################

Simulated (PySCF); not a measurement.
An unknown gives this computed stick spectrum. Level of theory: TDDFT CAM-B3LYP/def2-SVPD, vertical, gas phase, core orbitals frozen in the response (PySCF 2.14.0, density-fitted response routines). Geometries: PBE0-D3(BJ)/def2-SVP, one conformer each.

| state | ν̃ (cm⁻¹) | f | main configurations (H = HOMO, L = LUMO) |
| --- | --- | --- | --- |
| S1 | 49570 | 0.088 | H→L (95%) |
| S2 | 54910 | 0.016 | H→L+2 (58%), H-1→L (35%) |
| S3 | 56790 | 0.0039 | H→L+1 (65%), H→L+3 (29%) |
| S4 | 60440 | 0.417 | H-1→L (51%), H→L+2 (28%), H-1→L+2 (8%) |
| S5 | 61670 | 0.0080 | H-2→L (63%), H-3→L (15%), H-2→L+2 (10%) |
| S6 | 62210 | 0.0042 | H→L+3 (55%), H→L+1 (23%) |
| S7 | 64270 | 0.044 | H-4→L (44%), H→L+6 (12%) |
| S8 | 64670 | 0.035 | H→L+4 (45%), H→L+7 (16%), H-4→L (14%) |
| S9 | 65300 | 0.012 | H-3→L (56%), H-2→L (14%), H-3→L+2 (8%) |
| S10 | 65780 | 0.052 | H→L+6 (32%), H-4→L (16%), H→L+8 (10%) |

################

**WORK REQUEST**:
Please transcribe only the lines in the records above running from the line that has "H→L+1 (23%) |" through the line that has "H-3→L+2 (8%) |", both included, exactly as they appear.

**EXERCISE RESULT**:
| S6 | 62210 | 0.0042 | H→L+3 (55%), H→L+1 (23%) |
| S7 | 64270 | 0.044 | H-4→L (44%), H→L+6 (12%) |
| S8 | 64670 | 0.035 | H→L+4 (45%), H→L+7 (16%), H-4→L (14%) |
| S9 | 65300 | 0.012 | H-3→L (56%), H-2→L (14%), H-3→L+2 (8%) |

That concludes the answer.